[Start of section]
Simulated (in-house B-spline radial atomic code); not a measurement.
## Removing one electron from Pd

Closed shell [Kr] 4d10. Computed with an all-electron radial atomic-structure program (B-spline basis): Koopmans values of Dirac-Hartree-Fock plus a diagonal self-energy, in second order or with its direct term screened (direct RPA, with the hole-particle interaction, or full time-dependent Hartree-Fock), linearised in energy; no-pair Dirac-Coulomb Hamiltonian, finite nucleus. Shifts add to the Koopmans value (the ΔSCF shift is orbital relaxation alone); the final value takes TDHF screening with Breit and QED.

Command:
[End of section]

*WORK TASK*: Print each entry above word for word, leaving none out.

*WRITTEN REPLY*:
Simulated (in-house B-spline radial atomic code); not a measurement.
## Removing one electron from Pd

Closed shell [Kr] 4d10. Computed with an all-electron radial atomic-structure program (B-spline basis): Koopmans values of Dirac-Hartree-Fock plus a diagonal self-energy, in second order or with its direct term screened (direct RPA, with the hole-particle interaction, or full time-dependent Hartree-Fock), linearised in energy; no-pair Dirac-Coulomb Hamiltonian, finite nucleus. Shifts add to the Koopmans value (the ΔSCF shift is orbital relaxation alone); the final value takes TDHF screening with Breit and QED.

Command:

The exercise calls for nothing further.